| REQUIRED ACTION |
Return each line of the material below exactly. Begin at the first and end on the line with "366.5 | 830.2 |".

—————
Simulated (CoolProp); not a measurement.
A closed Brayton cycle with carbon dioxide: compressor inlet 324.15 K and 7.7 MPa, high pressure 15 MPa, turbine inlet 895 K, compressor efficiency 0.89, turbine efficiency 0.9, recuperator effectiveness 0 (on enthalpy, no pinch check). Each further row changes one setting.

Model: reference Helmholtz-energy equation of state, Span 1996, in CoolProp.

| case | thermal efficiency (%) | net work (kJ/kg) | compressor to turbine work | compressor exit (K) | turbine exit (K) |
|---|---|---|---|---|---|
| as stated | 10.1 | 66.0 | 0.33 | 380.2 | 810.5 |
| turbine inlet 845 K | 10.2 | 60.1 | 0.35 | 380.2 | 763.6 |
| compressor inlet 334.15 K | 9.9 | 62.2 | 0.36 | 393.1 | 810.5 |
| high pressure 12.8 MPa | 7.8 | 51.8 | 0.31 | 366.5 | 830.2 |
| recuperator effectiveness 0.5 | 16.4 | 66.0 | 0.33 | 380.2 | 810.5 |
—————

| RESPONSE BOX |
Simulated (CoolProp); not a measurement.
A closed Brayton cycle with carbon dioxide: compressor inlet 324.15 K and 7.7 MPa, high pressure 15 MPa, turbine inlet 895 K, compressor efficiency 0.89, turbine efficiency 0.9, recuperator effectiveness 0 (on enthalpy, no pinch check). Each further row changes one setting.

Model: reference Helmholtz-energy equation of state, Span 1996, in CoolProp.

| case | thermal efficiency (%) | net work (kJ/kg) | compressor to turbine work | compressor exit (K) | turbine exit (K) |
|---|---|---|---|---|---|
| as stated | 10.1 | 66.0 | 0.33 | 380.2 | 810.5 |
| turbine inlet 845 K | 10.2 | 60.1 | 0.35 | 380.2 | 763.6 |
| compressor inlet 334.15 K | 9.9 | 62.2 | 0.36 | 393.1 | 810.5 |
| high pressure 12.8 MPa | 7.8 | 51.8 | 0.31 | 366.5 | 830.2 |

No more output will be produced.